=== Supplied information ===
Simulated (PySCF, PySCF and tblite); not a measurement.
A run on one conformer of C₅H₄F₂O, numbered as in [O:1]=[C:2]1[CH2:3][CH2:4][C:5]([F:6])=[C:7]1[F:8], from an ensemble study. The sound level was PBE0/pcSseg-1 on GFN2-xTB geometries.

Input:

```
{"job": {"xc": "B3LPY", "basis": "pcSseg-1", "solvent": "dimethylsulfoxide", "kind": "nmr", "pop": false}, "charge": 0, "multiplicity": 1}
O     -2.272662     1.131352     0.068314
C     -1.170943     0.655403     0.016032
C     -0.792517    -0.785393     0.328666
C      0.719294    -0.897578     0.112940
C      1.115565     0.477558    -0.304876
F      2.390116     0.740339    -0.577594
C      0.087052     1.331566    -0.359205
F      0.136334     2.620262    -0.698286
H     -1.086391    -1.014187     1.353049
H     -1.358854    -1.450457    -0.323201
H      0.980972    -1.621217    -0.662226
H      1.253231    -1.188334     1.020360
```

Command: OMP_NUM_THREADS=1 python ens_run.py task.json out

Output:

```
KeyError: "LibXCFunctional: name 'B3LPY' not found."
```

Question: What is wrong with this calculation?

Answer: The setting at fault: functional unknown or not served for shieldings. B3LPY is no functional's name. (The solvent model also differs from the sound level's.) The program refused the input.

=== Exercise ===
Every record above is to be restated exactly as it reads.

=== Answer space ===
Simulated (PySCF, PySCF and tblite); not a measurement.
A run on one conformer of C₅H₄F₂O, numbered as in [O:1]=[C:2]1[CH2:3][CH2:4][C:5]([F:6])=[C:7]1[F:8], from an ensemble study. The sound level was PBE0/pcSseg-1 on GFN2-xTB geometries.

Input:

```
{"job": {"xc": "B3LPY", "basis": "pcSseg-1", "solvent": "dimethylsulfoxide", "kind": "nmr", "pop": false}, "charge": 0, "multiplicity": 1}
O     -2.272662     1.131352     0.068314
C     -1.170943     0.655403     0.016032
C     -0.792517    -0.785393     0.328666
C      0.719294    -0.897578     0.112940
C      1.115565     0.477558    -0.304876
F      2.390116     0.740339    -0.577594
C      0.087052     1.331566    -0.359205
F      0.136334     2.620262    -0.698286
H     -1.086391    -1.014187     1.353049
H     -1.358854    -1.450457    -0.323201
H      0.980972    -1.621217    -0.662226
H      1.253231    -1.188334     1.020360
```

Command: OMP_NUM_THREADS=1 python ens_run.py task.json out

Output:

```
KeyError: "LibXCFunctional: name 'B3LPY' not found."
```

Question: What is wrong with this calculation?

Answer: The setting at fault: functional unknown or not served for shieldings. B3LPY is no functional's name. (The solvent model also differs from the sound level's.) The program refused the input.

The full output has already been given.